§ WORK TASK
Reproduce exactly, and only, the lines running from the start of the entries below to the line containing "A: 3146 au (Eh·bohr⁶)".

§ DATASET EXCERPTS

+++

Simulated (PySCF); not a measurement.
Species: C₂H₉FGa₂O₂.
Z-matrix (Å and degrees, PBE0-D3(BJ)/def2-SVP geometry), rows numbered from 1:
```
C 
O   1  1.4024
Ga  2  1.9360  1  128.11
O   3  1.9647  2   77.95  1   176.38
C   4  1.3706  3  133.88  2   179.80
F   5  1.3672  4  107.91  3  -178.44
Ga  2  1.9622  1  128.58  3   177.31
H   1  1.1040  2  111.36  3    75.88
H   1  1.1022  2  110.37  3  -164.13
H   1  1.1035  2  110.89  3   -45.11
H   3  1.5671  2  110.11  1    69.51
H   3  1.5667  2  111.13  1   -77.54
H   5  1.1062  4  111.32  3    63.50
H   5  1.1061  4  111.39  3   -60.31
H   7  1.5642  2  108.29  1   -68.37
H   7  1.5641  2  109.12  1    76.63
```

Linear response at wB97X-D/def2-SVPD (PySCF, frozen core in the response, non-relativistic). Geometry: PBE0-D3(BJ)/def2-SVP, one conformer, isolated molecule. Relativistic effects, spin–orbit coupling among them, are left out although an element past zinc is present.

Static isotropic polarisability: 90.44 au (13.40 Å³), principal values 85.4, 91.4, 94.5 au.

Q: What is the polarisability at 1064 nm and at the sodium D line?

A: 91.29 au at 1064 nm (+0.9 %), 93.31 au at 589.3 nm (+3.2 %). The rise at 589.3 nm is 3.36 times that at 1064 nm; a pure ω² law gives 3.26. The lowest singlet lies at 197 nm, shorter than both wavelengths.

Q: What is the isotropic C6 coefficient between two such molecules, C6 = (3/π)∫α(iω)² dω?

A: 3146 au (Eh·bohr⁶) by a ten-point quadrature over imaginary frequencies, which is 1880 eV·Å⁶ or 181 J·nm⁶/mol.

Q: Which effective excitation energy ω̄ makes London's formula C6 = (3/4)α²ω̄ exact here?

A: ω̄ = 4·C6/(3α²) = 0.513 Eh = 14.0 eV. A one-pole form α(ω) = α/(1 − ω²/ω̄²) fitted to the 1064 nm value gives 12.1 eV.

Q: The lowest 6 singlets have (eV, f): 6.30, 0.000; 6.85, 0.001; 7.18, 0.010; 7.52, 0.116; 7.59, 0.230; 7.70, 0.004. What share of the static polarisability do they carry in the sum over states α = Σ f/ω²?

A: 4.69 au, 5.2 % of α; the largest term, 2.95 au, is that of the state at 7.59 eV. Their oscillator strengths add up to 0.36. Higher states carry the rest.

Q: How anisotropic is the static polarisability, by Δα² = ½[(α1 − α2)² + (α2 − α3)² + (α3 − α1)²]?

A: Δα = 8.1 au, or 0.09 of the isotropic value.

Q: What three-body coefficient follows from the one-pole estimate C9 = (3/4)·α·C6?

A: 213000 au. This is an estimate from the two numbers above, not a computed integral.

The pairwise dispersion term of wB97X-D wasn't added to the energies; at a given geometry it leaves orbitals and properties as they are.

+++

§ RESULT
Simulated (PySCF); not a measurement.
Species: C₂H₉FGa₂O₂.
Z-matrix (Å and degrees, PBE0-D3(BJ)/def2-SVP geometry), rows numbered from 1:
```
C 
O   1  1.4024
Ga  2  1.9360  1  128.11
O   3  1.9647  2   77.95  1   176.38
C   4  1.3706  3  133.88  2   179.80
F   5  1.3672  4  107.91  3  -178.44
Ga  2  1.9622  1  128.58  3   177.31
H   1  1.1040  2  111.36  3    75.88
H   1  1.1022  2  110.37  3  -164.13
H   1  1.1035  2  110.89  3   -45.11
H   3  1.5671  2  110.11  1    69.51
H   3  1.5667  2  111.13  1   -77.54
H   5  1.1062  4  111.32  3    63.50
H   5  1.1061  4  111.39  3   -60.31
H   7  1.5642  2  108.29  1   -68.37
H   7  1.5641  2  109.12  1    76.63
```

Linear response at wB97X-D/def2-SVPD (PySCF, frozen core in the response, non-relativistic). Geometry: PBE0-D3(BJ)/def2-SVP, one conformer, isolated molecule. Relativistic effects, spin–orbit coupling among them, are left out although an element past zinc is present.

Static isotropic polarisability: 90.44 au (13.40 Å³), principal values 85.4, 91.4, 94.5 au.

Q: What is the polarisability at 1064 nm and at the sodium D line?

A: 91.29 au at 1064 nm (+0.9 %), 93.31 au at 589.3 nm (+3.2 %). The rise at 589.3 nm is 3.36 times that at 1064 nm; a pure ω² law gives 3.26. The lowest singlet lies at 197 nm, shorter than both wavelengths.

Q: What is the isotropic C6 coefficient between two such molecules, C6 = (3/π)∫α(iω)² dω?

A: 3146 au (Eh·bohr⁶) by a ten-point quadrature over imaginary frequencies, which is 1880 eV·Å⁶ or 181 J·nm⁶/mol.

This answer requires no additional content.